- - -
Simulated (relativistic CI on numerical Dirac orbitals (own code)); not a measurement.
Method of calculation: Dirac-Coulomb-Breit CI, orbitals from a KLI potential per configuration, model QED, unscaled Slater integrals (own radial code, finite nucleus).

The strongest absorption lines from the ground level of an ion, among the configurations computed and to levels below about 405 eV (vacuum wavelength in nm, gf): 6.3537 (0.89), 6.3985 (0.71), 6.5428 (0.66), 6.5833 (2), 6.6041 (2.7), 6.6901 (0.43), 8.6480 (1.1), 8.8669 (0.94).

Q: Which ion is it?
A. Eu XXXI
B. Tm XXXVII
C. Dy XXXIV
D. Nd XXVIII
- - -

**ACTIVITY:**
Would you please transcribe the records above in full and exactly?

**ANSWER AREA:**
Simulated (relativistic CI on numerical Dirac orbitals (own code)); not a measurement.
Method of calculation: Dirac-Coulomb-Breit CI, orbitals from a KLI potential per configuration, model QED, unscaled Slater integrals (own radial code, finite nucleus).

The strongest absorption lines from the ground level of an ion, among the configurations computed and to levels below about 405 eV (vacuum wavelength in nm, gf): 6.3537 (0.89), 6.3985 (0.71), 6.5428 (0.66), 6.5833 (2), 6.6041 (2.7), 6.6901 (0.43), 8.6480 (1.1), 8.8669 (0.94).

Q: Which ion is it?
A. Eu XXXI
B. Tm XXXVII
C. Dy XXXIV
D. Nd XXVIII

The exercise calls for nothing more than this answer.